★ ★ ★ ★ ★

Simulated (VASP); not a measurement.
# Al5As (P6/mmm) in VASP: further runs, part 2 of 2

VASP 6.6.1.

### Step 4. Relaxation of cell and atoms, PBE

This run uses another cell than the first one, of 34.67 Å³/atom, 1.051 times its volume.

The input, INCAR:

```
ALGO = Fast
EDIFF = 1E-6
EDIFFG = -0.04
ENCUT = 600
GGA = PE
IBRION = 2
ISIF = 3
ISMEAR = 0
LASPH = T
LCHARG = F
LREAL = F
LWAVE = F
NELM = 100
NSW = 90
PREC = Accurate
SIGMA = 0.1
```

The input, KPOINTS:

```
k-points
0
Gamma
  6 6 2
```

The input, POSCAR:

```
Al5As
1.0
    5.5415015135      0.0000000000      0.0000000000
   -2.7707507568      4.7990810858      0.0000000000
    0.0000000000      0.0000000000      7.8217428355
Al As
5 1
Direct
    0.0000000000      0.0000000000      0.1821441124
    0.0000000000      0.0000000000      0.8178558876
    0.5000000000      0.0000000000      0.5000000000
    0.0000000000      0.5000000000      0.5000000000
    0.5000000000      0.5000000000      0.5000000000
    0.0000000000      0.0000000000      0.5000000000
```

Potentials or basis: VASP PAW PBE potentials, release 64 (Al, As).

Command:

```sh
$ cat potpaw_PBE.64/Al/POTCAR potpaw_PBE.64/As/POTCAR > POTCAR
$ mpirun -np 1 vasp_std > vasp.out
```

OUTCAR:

★ ★ ★ ★ ★

[Task item]:
Line by line, transcribe the material above exactly.

[Reply]:
Simulated (VASP); not a measurement.
# Al5As (P6/mmm) in VASP: further runs, part 2 of 2

VASP 6.6.1.

### Step 4. Relaxation of cell and atoms, PBE

This run uses another cell than the first one, of 34.67 Å³/atom, 1.051 times its volume.

The input, INCAR:

```
ALGO = Fast
EDIFF = 1E-6
EDIFFG = -0.04
ENCUT = 600
GGA = PE
IBRION = 2
ISIF = 3
ISMEAR = 0
LASPH = T
LCHARG = F
LREAL = F
LWAVE = F
NELM = 100
NSW = 90
PREC = Accurate
SIGMA = 0.1
```

The input, KPOINTS:

```
k-points
0
Gamma
  6 6 2
```

The input, POSCAR:

```
Al5As
1.0
    5.5415015135      0.0000000000      0.0000000000
   -2.7707507568      4.7990810858      0.0000000000
    0.0000000000      0.0000000000      7.8217428355
Al As
5 1
Direct
    0.0000000000      0.0000000000      0.1821441124
    0.0000000000      0.0000000000      0.8178558876
    0.5000000000      0.0000000000      0.5000000000
    0.0000000000      0.5000000000      0.5000000000
    0.5000000000      0.5000000000      0.5000000000
    0.0000000000      0.0000000000      0.5000000000
```

Potentials or basis: VASP PAW PBE potentials, release 64 (Al, As).

Command:

```sh
$ cat potpaw_PBE.64/Al/POTCAR potpaw_PBE.64/As/POTCAR > POTCAR
$ mpirun -np 1 vasp_std > vasp.out
```

OUTCAR:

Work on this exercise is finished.